Restating the records exactly is the whole task.

--
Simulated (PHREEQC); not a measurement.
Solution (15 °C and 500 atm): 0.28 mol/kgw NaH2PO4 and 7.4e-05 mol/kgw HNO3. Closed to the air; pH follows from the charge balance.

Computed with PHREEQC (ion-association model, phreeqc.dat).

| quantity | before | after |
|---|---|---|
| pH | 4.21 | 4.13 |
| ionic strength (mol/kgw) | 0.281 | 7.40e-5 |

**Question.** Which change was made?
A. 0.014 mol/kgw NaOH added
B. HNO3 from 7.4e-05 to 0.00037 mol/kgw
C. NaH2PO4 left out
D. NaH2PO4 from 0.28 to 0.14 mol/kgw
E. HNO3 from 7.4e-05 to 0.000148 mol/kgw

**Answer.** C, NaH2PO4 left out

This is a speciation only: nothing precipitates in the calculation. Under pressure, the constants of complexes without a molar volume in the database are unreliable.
--

= WORKED SOLUTION =
Simulated (PHREEQC); not a measurement.
Solution (15 °C and 500 atm): 0.28 mol/kgw NaH2PO4 and 7.4e-05 mol/kgw HNO3. Closed to the air; pH follows from the charge balance.

Computed with PHREEQC (ion-association model, phreeqc.dat).

| quantity | before | after |
|---|---|---|
| pH | 4.21 | 4.13 |
| ionic strength (mol/kgw) | 0.281 | 7.40e-5 |

**Question.** Which change was made?
A. 0.014 mol/kgw NaOH added
B. HNO3 from 7.4e-05 to 0.00037 mol/kgw
C. NaH2PO4 left out
D. NaH2PO4 from 0.28 to 0.14 mol/kgw
E. HNO3 from 7.4e-05 to 0.000148 mol/kgw

**Answer.** C, NaH2PO4 left out

This is a speciation only: nothing precipitates in the calculation. Under pressure, the constants of complexes without a molar volume in the database are unreliable.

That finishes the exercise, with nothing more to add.